### Listed entries
——————

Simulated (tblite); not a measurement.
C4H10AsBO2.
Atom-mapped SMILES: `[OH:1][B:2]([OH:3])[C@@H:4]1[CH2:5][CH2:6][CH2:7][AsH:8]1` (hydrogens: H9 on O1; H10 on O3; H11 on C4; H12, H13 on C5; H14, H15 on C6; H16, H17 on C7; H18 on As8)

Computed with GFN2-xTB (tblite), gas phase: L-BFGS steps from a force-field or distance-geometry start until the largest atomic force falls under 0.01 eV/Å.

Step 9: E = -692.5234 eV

——————

### Assigned task
Could you print the material above once more, exactly as it stands?

### Written response
Simulated (tblite); not a measurement.
C4H10AsBO2.
Atom-mapped SMILES: `[OH:1][B:2]([OH:3])[C@@H:4]1[CH2:5][CH2:6][CH2:7][AsH:8]1` (hydrogens: H9 on O1; H10 on O3; H11 on C4; H12, H13 on C5; H14, H15 on C6; H16, H17 on C7; H18 on As8)

Computed with GFN2-xTB (tblite), gas phase: L-BFGS steps from a force-field or distance-geometry start until the largest atomic force falls under 0.01 eV/Å.

Step 9: E = -692.5234 eV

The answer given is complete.